- **BRIEF**: These entries must be printed again exactly as they are.

=-=-=-=-=

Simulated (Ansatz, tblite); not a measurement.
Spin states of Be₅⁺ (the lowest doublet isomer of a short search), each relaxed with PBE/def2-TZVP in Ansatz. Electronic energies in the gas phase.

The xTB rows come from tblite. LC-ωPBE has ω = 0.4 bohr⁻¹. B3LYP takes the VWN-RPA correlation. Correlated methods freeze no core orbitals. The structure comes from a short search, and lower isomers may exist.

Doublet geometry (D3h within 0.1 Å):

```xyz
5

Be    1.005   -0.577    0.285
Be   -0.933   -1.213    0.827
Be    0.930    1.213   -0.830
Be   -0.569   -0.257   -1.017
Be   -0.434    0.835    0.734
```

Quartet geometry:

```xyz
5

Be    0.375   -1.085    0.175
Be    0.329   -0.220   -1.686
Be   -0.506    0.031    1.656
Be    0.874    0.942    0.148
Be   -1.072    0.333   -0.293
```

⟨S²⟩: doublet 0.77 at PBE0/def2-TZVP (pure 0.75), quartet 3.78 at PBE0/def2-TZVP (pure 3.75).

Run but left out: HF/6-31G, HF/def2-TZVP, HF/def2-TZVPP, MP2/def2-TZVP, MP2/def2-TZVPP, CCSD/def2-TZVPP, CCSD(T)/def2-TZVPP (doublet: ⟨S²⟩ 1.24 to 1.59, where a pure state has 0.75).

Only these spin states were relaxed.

=-=-=-=-=

- **TASK RESULT**:
Simulated (Ansatz, tblite); not a measurement.
Spin states of Be₅⁺ (the lowest doublet isomer of a short search), each relaxed with PBE/def2-TZVP in Ansatz. Electronic energies in the gas phase.

The xTB rows come from tblite. LC-ωPBE has ω = 0.4 bohr⁻¹. B3LYP takes the VWN-RPA correlation. Correlated methods freeze no core orbitals. The structure comes from a short search, and lower isomers may exist.

Doublet geometry (D3h within 0.1 Å):

```xyz
5

Be    1.005   -0.577    0.285
Be   -0.933   -1.213    0.827
Be    0.930    1.213   -0.830
Be   -0.569   -0.257   -1.017
Be   -0.434    0.835    0.734
```

Quartet geometry:

```xyz
5

Be    0.375   -1.085    0.175
Be    0.329   -0.220   -1.686
Be   -0.506    0.031    1.656
Be    0.874    0.942    0.148
Be   -1.072    0.333   -0.293
```

⟨S²⟩: doublet 0.77 at PBE0/def2-TZVP (pure 0.75), quartet 3.78 at PBE0/def2-TZVP (pure 3.75).

Run but left out: HF/6-31G, HF/def2-TZVP, HF/def2-TZVPP, MP2/def2-TZVP, MP2/def2-TZVPP, CCSD/def2-TZVPP, CCSD(T)/def2-TZVPP (doublet: ⟨S²⟩ 1.24 to 1.59, where a pure state has 0.75).

Only these spin states were relaxed.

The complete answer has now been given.